START DATA SECTION

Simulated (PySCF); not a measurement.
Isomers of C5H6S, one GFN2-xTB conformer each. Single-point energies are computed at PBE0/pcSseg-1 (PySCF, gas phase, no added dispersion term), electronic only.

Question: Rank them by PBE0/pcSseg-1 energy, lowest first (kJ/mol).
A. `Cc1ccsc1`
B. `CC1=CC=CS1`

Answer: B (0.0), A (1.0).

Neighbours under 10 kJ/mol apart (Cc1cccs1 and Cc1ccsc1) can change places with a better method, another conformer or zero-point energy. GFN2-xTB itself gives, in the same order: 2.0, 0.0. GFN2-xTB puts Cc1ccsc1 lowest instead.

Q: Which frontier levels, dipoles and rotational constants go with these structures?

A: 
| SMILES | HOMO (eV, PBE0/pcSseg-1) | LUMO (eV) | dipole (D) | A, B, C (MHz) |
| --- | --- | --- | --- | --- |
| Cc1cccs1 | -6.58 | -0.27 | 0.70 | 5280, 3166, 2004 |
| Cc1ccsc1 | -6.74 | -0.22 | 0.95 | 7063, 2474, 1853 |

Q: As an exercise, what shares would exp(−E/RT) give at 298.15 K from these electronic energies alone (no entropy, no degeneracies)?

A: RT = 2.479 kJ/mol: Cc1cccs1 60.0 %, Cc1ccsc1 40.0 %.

END DATA SECTION

ACTIVITY:
An exact copy of every record is needed; write it out in full.

REPLY:
Simulated (PySCF); not a measurement.
Isomers of C5H6S, one GFN2-xTB conformer each. Single-point energies are computed at PBE0/pcSseg-1 (PySCF, gas phase, no added dispersion term), electronic only.

Question: Rank them by PBE0/pcSseg-1 energy, lowest first (kJ/mol).
A. `Cc1ccsc1`
B. `CC1=CC=CS1`

Answer: B (0.0), A (1.0).

Neighbours under 10 kJ/mol apart (Cc1cccs1 and Cc1ccsc1) can change places with a better method, another conformer or zero-point energy. GFN2-xTB itself gives, in the same order: 2.0, 0.0. GFN2-xTB puts Cc1ccsc1 lowest instead.

Q: Which frontier levels, dipoles and rotational constants go with these structures?

A: 
| SMILES | HOMO (eV, PBE0/pcSseg-1) | LUMO (eV) | dipole (D) | A, B, C (MHz) |
| --- | --- | --- | --- | --- |
| Cc1cccs1 | -6.58 | -0.27 | 0.70 | 5280, 3166, 2004 |
| Cc1ccsc1 | -6.74 | -0.22 | 0.95 | 7063, 2474, 1853 |

Q: As an exercise, what shares would exp(−E/RT) give at 298.15 K from these electronic energies alone (no entropy, no degeneracies)?

A: RT = 2.479 kJ/mol: Cc1cccs1 60.0 %, Cc1ccsc1 40.0 %.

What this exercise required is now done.